....
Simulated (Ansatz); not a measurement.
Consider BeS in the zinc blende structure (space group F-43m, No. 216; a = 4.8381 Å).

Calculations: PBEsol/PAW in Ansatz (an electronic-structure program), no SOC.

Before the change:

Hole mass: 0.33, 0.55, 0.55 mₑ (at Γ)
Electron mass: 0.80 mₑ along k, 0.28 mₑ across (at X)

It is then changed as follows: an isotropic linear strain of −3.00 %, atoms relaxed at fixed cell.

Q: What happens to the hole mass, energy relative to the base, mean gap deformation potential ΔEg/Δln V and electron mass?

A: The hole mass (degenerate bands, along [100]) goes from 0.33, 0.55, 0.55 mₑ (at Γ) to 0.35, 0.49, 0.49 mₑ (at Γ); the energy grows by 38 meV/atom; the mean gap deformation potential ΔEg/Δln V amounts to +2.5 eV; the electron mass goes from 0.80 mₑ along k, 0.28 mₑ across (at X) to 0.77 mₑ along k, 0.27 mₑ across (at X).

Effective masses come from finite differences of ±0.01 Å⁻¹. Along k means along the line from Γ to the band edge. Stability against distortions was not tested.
....

■ **Work task**
The expected output is the exact run of lines from the start of the entries through the line with "Electron mass: 0.80", inclusive.

■ **Task solution**
Simulated (Ansatz); not a measurement.
Consider BeS in the zinc blende structure (space group F-43m, No. 216; a = 4.8381 Å).

Calculations: PBEsol/PAW in Ansatz (an electronic-structure program), no SOC.

Before the change:

Hole mass: 0.33, 0.55, 0.55 mₑ (at Γ)
Electron mass: 0.80 mₑ along k, 0.28 mₑ across (at X)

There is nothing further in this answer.